Required action - Your answer should consist of the complete listing, repeated verbatim.

[Data supplied — start]

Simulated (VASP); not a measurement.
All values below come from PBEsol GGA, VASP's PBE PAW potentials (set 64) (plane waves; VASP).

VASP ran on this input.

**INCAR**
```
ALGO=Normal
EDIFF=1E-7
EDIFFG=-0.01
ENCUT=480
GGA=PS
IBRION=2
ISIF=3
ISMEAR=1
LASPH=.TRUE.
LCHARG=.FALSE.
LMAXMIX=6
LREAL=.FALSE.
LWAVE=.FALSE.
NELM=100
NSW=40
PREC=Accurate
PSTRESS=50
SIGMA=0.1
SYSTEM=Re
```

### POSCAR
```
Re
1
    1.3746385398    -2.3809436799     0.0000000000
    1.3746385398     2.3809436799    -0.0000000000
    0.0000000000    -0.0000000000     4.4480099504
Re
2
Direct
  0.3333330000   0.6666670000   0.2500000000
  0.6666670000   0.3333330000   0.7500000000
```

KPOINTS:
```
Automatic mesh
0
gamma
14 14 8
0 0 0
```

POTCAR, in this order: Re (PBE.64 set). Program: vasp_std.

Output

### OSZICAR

[Data supplied — finish]

Your response -
Simulated (VASP); not a measurement.
All values below come from PBEsol GGA, VASP's PBE PAW potentials (set 64) (plane waves; VASP).

VASP ran on this input.

**INCAR**
```
ALGO=Normal
EDIFF=1E-7
EDIFFG=-0.01
ENCUT=480
GGA=PS
IBRION=2
ISIF=3
ISMEAR=1
LASPH=.TRUE.
LCHARG=.FALSE.
LMAXMIX=6
LREAL=.FALSE.
LWAVE=.FALSE.
NELM=100
NSW=40
PREC=Accurate
PSTRESS=50
SIGMA=0.1
SYSTEM=Re
```

### POSCAR
```
Re
1
    1.3746385398    -2.3809436799     0.0000000000
    1.3746385398     2.3809436799    -0.0000000000
    0.0000000000    -0.0000000000     4.4480099504
Re
2
Direct
  0.3333330000   0.6666670000   0.2500000000
  0.6666670000   0.3333330000   0.7500000000
```

KPOINTS:
```
Automatic mesh
0
gamma
14 14 8
0 0 0
```

POTCAR, in this order: Re (PBE.64 set). Program: vasp_std.

Output

### OSZICAR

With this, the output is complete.